════
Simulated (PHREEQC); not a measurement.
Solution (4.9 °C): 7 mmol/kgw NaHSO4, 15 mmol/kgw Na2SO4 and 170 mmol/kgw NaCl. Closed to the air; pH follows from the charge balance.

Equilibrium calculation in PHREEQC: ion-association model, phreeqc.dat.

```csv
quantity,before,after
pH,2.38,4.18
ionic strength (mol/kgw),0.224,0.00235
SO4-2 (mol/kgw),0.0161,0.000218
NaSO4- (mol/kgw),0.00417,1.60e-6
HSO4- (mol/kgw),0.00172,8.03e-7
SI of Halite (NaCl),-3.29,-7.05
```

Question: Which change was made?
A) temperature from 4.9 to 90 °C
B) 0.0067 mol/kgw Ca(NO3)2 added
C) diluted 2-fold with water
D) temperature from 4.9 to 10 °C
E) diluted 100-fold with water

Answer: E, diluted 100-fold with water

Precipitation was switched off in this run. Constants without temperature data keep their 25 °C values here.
════

Beginning with the very first line of the material, please return exactly each line down to and including the one with "Answer: E, diluted 100-fold with water".

Written reply:
Simulated (PHREEQC); not a measurement.
Solution (4.9 °C): 7 mmol/kgw NaHSO4, 15 mmol/kgw Na2SO4 and 170 mmol/kgw NaCl. Closed to the air; pH follows from the charge balance.

Equilibrium calculation in PHREEQC: ion-association model, phreeqc.dat.

```csv
quantity,before,after
pH,2.38,4.18
ionic strength (mol/kgw),0.224,0.00235
SO4-2 (mol/kgw),0.0161,0.000218
NaSO4- (mol/kgw),0.00417,1.60e-6
HSO4- (mol/kgw),0.00172,8.03e-7
SI of Halite (NaCl),-3.29,-7.05
```

Question: Which change was made?
A) temperature from 4.9 to 90 °C
B) 0.0067 mol/kgw Ca(NO3)2 added
C) diluted 2-fold with water
D) temperature from 4.9 to 10 °C
E) diluted 100-fold with water

Answer: E, diluted 100-fold with water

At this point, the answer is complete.